--- --- ---
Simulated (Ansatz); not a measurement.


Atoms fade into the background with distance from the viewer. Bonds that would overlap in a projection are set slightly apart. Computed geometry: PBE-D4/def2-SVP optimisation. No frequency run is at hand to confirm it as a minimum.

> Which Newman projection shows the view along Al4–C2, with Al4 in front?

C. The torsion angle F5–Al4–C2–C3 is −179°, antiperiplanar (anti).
--- --- ---

# [Brief]
All of the records above should be copied exactly.

# [Task solution]
Simulated (Ansatz); not a measurement.


Atoms fade into the background with distance from the viewer. Bonds that would overlap in a projection are set slightly apart. Computed geometry: PBE-D4/def2-SVP optimisation. No frequency run is at hand to confirm it as a minimum.

> Which Newman projection shows the view along Al4–C2, with Al4 in front?

C. The torsion angle F5–Al4–C2–C3 is −179°, antiperiplanar (anti).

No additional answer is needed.